Work item:
Output the lines below exactly, please, from the first line until the line with "Q: Estimate the", counting both.

Information given:
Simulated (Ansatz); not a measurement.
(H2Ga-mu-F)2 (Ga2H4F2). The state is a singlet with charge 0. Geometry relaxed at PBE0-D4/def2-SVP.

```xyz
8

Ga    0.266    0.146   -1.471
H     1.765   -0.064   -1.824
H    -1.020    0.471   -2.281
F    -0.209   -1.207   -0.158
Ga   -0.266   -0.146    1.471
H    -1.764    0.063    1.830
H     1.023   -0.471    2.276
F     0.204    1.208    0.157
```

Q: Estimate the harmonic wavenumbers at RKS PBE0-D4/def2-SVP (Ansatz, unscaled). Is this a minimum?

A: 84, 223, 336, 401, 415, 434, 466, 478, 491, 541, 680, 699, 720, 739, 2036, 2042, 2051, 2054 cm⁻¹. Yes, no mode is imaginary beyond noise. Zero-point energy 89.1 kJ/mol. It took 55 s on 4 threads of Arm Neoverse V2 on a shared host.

Answer space:
Simulated (Ansatz); not a measurement.
(H2Ga-mu-F)2 (Ga2H4F2). The state is a singlet with charge 0. Geometry relaxed at PBE0-D4/def2-SVP.

```xyz
8

Ga    0.266    0.146   -1.471
H     1.765   -0.064   -1.824
H    -1.020    0.471   -2.281
F    -0.209   -1.207   -0.158
Ga   -0.266   -0.146    1.471
H    -1.764    0.063    1.830
H     1.023   -0.471    2.276
F     0.204    1.208    0.157
```

Q: Estimate the harmonic wavenumbers at RKS PBE0-D4/def2-SVP (Ansatz, unscaled). Is this a minimum?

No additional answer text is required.